- _Provided records_
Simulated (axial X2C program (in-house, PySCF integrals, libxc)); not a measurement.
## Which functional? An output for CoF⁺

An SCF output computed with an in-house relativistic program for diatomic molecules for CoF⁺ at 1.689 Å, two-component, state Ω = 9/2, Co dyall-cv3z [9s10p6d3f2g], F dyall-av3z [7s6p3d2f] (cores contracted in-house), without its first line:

- _Requirement_
Return every record above exactly as it appears.

- _Task response_
Simulated (axial X2C program (in-house, PySCF integrals, libxc)); not a measurement.
## Which functional? An output for CoF⁺

An SCF output computed with an in-house relativistic program for diatomic molecules for CoF⁺ at 1.689 Å, two-component, state Ω = 9/2, Co dyall-cv3z [9s10p6d3f2g], F dyall-av3z [7s6p3d2f] (cores contracted in-house), without its first line:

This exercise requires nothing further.